Work instruction: Beginning at the top of the listing, repeat each line exactly until the line with "## (1) The cell of the first run" has been repeated too.

Extracted entries:
=== Section Start ===
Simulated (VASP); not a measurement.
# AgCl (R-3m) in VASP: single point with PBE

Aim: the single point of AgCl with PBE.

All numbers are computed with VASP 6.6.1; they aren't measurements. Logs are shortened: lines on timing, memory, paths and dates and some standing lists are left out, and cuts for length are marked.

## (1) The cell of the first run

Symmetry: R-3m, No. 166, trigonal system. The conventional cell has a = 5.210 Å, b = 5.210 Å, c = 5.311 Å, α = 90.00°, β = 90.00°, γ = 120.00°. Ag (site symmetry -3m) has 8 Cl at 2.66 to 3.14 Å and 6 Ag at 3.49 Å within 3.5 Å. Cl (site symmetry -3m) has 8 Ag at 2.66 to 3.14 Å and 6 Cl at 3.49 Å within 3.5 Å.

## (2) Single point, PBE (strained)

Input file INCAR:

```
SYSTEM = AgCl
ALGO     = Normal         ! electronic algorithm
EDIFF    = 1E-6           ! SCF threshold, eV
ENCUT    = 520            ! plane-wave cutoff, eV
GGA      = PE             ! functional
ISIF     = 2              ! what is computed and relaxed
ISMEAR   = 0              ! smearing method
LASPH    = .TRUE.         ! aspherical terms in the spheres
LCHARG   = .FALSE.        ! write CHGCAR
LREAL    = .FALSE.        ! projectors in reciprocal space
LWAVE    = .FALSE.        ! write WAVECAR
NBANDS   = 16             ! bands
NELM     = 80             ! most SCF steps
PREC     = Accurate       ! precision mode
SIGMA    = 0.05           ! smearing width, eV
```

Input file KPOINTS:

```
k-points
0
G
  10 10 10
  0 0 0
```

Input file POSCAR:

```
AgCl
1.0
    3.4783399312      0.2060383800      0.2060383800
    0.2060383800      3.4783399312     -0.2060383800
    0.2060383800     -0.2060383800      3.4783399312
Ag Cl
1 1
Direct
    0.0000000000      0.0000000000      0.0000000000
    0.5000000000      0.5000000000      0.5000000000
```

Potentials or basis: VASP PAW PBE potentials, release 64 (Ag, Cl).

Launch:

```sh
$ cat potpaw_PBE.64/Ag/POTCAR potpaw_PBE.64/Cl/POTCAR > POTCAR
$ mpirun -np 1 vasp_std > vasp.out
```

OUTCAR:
=== Section End ===

Your response:
Simulated (VASP); not a measurement.
# AgCl (R-3m) in VASP: single point with PBE

Aim: the single point of AgCl with PBE.

All numbers are computed with VASP 6.6.1; they aren't measurements. Logs are shortened: lines on timing, memory, paths and dates and some standing lists are left out, and cuts for length are marked.

## (1) The cell of the first run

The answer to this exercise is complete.